Action item: Without dropping or altering a single word, give the listing again.

Extracted entries:
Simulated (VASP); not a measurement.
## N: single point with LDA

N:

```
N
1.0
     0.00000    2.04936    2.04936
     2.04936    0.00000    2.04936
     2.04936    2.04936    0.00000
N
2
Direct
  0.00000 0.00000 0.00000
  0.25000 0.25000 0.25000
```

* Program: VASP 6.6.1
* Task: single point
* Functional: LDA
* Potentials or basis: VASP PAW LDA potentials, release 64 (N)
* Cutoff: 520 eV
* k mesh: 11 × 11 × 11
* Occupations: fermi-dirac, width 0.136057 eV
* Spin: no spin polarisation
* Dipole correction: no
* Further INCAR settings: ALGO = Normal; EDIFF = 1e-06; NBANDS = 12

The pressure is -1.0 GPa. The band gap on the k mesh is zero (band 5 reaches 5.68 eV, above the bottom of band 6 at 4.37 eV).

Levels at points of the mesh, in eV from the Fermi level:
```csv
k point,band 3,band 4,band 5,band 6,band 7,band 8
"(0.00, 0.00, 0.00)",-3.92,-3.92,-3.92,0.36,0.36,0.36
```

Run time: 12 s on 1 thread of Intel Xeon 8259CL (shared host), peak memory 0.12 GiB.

Your solution:
Simulated (VASP); not a measurement.
## N: single point with LDA

N:

```
N
1.0
     0.00000    2.04936    2.04936
     2.04936    0.00000    2.04936
     2.04936    2.04936    0.00000
N
2
Direct
  0.00000 0.00000 0.00000
  0.25000 0.25000 0.25000
```

* Program: VASP 6.6.1
* Task: single point
* Functional: LDA
* Potentials or basis: VASP PAW LDA potentials, release 64 (N)
* Cutoff: 520 eV
* k mesh: 11 × 11 × 11
* Occupations: fermi-dirac, width 0.136057 eV
* Spin: no spin polarisation
* Dipole correction: no
* Further INCAR settings: ALGO = Normal; EDIFF = 1e-06; NBANDS = 12

The pressure is -1.0 GPa. The band gap on the k mesh is zero (band 5 reaches 5.68 eV, above the bottom of band 6 at 4.37 eV).

Levels at points of the mesh, in eV from the Fermi level:
```csv
k point,band 3,band 4,band 5,band 6,band 7,band 8
"(0.00, 0.00, 0.00)",-3.92,-3.92,-3.92,0.36,0.36,0.36
```

Run time: 12 s on 1 thread of Intel Xeon 8259CL (shared host), peak memory 0.12 GiB.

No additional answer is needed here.